[Data supplied]

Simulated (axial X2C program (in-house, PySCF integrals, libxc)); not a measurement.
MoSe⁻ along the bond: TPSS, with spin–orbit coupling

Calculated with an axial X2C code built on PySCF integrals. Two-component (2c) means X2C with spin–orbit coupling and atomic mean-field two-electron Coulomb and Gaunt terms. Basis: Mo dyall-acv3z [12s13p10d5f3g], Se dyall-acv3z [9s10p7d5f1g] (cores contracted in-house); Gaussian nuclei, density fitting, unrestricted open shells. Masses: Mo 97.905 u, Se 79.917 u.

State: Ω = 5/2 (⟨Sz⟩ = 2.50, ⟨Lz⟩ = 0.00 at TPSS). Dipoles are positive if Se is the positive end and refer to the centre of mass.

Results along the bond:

[/Data supplied]

Task item =>
Reproduce exactly, and only, the part of the listing above that begins at the line with "Calculated with an" and goes on through the line with "State: Ω = 5/2".

Solution =>
Calculated with an axial X2C code built on PySCF integrals. Two-component (2c) means X2C with spin–orbit coupling and atomic mean-field two-electron Coulomb and Gaunt terms. Basis: Mo dyall-acv3z [12s13p10d5f3g], Se dyall-acv3z [9s10p7d5f1g] (cores contracted in-house); Gaussian nuclei, density fitting, unrestricted open shells. Masses: Mo 97.905 u, Se 79.917 u.

State: Ω = 5/2 (⟨Sz⟩ = 2.50, ⟨Lz⟩ = 0.00 at TPSS). Dipoles are positive if Se is the positive end and refer to the centre of mass.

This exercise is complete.